____ INFORMATION GIVEN

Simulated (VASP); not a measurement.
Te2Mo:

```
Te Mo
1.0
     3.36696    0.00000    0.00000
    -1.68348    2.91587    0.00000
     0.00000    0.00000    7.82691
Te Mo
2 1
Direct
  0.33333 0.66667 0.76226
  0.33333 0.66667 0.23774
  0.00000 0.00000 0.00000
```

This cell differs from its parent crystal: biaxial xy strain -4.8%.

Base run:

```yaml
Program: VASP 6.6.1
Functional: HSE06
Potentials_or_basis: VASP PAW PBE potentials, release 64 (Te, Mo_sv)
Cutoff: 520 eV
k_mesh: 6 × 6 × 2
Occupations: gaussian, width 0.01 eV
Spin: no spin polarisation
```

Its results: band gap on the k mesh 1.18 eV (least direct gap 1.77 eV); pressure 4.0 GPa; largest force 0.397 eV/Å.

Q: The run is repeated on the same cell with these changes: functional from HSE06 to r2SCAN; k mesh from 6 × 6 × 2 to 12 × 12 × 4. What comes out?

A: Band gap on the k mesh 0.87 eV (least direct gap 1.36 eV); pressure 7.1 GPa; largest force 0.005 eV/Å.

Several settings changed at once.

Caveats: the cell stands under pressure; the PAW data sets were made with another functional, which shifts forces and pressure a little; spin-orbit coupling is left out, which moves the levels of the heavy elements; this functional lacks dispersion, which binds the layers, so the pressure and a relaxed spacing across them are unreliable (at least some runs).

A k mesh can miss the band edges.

________

Nothing but an exact copy of the lines from the first one above through the line holding "Several settings changed at once." should be returned.

Simulated (VASP); not a measurement.
Te2Mo:

```
Te Mo
1.0
     3.36696    0.00000    0.00000
    -1.68348    2.91587    0.00000
     0.00000    0.00000    7.82691
Te Mo
2 1
Direct
  0.33333 0.66667 0.76226
  0.33333 0.66667 0.23774
  0.00000 0.00000 0.00000
```

This cell differs from its parent crystal: biaxial xy strain -4.8%.

Base run:

```yaml
Program: VASP 6.6.1
Functional: HSE06
Potentials_or_basis: VASP PAW PBE potentials, release 64 (Te, Mo_sv)
Cutoff: 520 eV
k_mesh: 6 × 6 × 2
Occupations: gaussian, width 0.01 eV
Spin: no spin polarisation
```

Its results: band gap on the k mesh 1.18 eV (least direct gap 1.77 eV); pressure 4.0 GPa; largest force 0.397 eV/Å.

Q: The run is repeated on the same cell with these changes: functional from HSE06 to r2SCAN; k mesh from 6 × 6 × 2 to 12 × 12 × 4. What comes out?

A: Band gap on the k mesh 0.87 eV (least direct gap 1.36 eV); pressure 7.1 GPa; largest force 0.005 eV/Å.

Several settings changed at once.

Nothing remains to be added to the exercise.